Required action: All records below are to be repeated precisely, with nothing added.

◆ ◆ ◆ ◆ ◆ ◆ ◆
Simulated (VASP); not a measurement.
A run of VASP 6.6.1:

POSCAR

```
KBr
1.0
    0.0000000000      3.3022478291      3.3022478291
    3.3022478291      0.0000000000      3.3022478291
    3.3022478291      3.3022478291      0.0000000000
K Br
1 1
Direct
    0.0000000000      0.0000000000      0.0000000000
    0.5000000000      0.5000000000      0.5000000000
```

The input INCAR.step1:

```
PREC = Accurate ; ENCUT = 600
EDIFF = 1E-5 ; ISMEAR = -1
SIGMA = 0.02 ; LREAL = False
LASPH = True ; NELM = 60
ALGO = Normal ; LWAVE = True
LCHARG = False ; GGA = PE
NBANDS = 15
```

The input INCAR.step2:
◆ ◆ ◆ ◆ ◆ ◆ ◆

Written solution:
Simulated (VASP); not a measurement.
A run of VASP 6.6.1:

POSCAR

```
KBr
1.0
    0.0000000000      3.3022478291      3.3022478291
    3.3022478291      0.0000000000      3.3022478291
    3.3022478291      3.3022478291      0.0000000000
K Br
1 1
Direct
    0.0000000000      0.0000000000      0.0000000000
    0.5000000000      0.5000000000      0.5000000000
```

The input INCAR.step1:

```
PREC = Accurate ; ENCUT = 600
EDIFF = 1E-5 ; ISMEAR = -1
SIGMA = 0.02 ; LREAL = False
LASPH = True ; NELM = 60
ALGO = Normal ; LWAVE = True
LCHARG = False ; GGA = PE
NBANDS = 15
```

The input INCAR.step2:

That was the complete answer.